Assigned task: What you give must be exactly the lines of the material from the first through the line that contains "Everything below was", inclusive, and no others.

Material shown:
= = = =

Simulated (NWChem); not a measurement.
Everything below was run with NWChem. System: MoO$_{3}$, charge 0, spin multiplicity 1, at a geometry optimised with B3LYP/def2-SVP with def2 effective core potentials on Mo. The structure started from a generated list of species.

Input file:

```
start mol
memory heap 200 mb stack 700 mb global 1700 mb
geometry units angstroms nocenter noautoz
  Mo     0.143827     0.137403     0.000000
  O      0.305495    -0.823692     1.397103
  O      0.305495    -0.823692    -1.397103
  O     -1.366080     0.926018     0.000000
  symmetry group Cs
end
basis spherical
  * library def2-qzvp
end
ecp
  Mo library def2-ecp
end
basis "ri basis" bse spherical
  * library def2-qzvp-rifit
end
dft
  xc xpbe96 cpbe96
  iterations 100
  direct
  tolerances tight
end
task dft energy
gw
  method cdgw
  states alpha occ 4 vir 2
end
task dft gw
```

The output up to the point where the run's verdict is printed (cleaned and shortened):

= = = =

Answer space:
Simulated (NWChem); not a measurement.
Everything below was run with NWChem. System: MoO$_{3}$, charge 0, spin multiplicity 1, at a geometry optimised with B3LYP/def2-SVP with def2 effective core potentials on Mo. The structure started from a generated list of species.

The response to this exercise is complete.